BEGIN
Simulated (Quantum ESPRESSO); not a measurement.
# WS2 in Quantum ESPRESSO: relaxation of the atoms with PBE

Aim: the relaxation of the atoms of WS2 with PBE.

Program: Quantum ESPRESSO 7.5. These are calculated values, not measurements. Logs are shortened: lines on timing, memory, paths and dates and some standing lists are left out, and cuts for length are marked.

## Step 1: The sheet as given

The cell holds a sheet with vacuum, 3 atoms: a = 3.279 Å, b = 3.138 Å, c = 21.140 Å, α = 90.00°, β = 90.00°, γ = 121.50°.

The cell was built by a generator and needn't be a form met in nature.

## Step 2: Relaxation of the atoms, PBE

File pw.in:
END

Transcribe the lines above precisely, keeping each one unchanged.

Solution:
Simulated (Quantum ESPRESSO); not a measurement.
# WS2 in Quantum ESPRESSO: relaxation of the atoms with PBE

Aim: the relaxation of the atoms of WS2 with PBE.

Program: Quantum ESPRESSO 7.5. These are calculated values, not measurements. Logs are shortened: lines on timing, memory, paths and dates and some standing lists are left out, and cuts for length are marked.

## Step 1: The sheet as given

The cell holds a sheet with vacuum, 3 atoms: a = 3.279 Å, b = 3.138 Å, c = 21.140 Å, α = 90.00°, β = 90.00°, γ = 121.50°.

The cell was built by a generator and needn't be a form met in nature.

## Step 2: Relaxation of the atoms, PBE

File pw.in:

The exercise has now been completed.